▶ _WORK TASK_
All records are to be printed exactly as they appear.

▶ _INFORMATION GIVEN_
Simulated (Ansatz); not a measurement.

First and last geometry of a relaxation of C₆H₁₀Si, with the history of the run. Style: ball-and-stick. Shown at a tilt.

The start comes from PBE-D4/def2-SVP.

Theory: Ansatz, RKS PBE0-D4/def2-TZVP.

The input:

▶ _EXERCISE SOLUTION_
Simulated (Ansatz); not a measurement.

First and last geometry of a relaxation of C₆H₁₀Si, with the history of the run. Style: ball-and-stick. Shown at a tilt.

The start comes from PBE-D4/def2-SVP.

Theory: Ansatz, RKS PBE0-D4/def2-TZVP.

The input:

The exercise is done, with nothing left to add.